EXTRACTED MATERIAL:

• • • • • • •

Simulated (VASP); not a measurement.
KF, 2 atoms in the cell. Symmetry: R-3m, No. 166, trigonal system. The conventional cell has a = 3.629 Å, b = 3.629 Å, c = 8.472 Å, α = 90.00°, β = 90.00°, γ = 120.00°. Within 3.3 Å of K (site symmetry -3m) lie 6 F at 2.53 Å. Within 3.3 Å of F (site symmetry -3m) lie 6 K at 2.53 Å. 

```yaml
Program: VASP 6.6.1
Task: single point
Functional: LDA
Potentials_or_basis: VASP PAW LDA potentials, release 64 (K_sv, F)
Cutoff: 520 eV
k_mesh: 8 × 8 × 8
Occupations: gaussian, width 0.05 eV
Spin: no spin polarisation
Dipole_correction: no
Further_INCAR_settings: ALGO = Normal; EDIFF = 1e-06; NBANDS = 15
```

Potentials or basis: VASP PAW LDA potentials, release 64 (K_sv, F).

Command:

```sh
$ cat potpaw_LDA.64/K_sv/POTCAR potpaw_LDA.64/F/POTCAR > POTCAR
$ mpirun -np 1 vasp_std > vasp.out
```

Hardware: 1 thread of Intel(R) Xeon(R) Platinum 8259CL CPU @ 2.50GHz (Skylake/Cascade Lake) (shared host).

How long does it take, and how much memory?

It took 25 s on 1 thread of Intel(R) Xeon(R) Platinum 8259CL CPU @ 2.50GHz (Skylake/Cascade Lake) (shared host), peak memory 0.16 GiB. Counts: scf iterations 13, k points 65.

• • • • • • •

BRIEF: Repeat exactly the lines of the listing above, from the one with "Potentials or basis: VASP" down to the one with "How long does it take, and how much memory?"; both of those lines belong in the range.

WRITTEN RESPONSE:
Potentials or basis: VASP PAW LDA potentials, release 64 (K_sv, F).

Command:

```sh
$ cat potpaw_LDA.64/K_sv/POTCAR potpaw_LDA.64/F/POTCAR > POTCAR
$ mpirun -np 1 vasp_std > vasp.out
```

Hardware: 1 thread of Intel(R) Xeon(R) Platinum 8259CL CPU @ 2.50GHz (Skylake/Cascade Lake) (shared host).

How long does it take, and how much memory?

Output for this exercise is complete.